Work item:
Could you write out the records below exactly as they appear?

Material supplied:
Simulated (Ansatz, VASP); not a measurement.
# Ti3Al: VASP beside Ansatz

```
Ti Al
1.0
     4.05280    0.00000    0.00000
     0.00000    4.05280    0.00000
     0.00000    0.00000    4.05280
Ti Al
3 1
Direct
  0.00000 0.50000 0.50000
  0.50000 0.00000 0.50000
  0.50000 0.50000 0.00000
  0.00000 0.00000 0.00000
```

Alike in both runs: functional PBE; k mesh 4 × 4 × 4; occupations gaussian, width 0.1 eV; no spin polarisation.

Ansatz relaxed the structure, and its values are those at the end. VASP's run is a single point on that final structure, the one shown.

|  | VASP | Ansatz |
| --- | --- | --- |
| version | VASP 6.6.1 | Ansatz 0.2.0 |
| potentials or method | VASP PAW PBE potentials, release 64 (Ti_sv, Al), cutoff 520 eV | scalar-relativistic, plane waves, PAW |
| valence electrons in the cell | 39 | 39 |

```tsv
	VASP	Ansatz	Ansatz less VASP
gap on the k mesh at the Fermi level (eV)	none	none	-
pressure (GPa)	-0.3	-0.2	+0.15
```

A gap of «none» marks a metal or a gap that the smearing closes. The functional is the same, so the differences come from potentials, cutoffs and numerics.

Response area:
Simulated (Ansatz, VASP); not a measurement.
# Ti3Al: VASP beside Ansatz

```
Ti Al
1.0
     4.05280    0.00000    0.00000
     0.00000    4.05280    0.00000
     0.00000    0.00000    4.05280
Ti Al
3 1
Direct
  0.00000 0.50000 0.50000
  0.50000 0.00000 0.50000
  0.50000 0.50000 0.00000
  0.00000 0.00000 0.00000
```

Alike in both runs: functional PBE; k mesh 4 × 4 × 4; occupations gaussian, width 0.1 eV; no spin polarisation.

Ansatz relaxed the structure, and its values are those at the end. VASP's run is a single point on that final structure, the one shown.

|  | VASP | Ansatz |
| --- | --- | --- |
| version | VASP 6.6.1 | Ansatz 0.2.0 |
| potentials or method | VASP PAW PBE potentials, release 64 (Ti_sv, Al), cutoff 520 eV | scalar-relativistic, plane waves, PAW |
| valence electrons in the cell | 39 | 39 |

```tsv
	VASP	Ansatz	Ansatz less VASP
gap on the k mesh at the Fermi level (eV)	none	none	-
pressure (GPa)	-0.3	-0.2	+0.15
```

A gap of «none» marks a metal or a gap that the smearing closes. The functional is the same, so the differences come from potentials, cutoffs and numerics.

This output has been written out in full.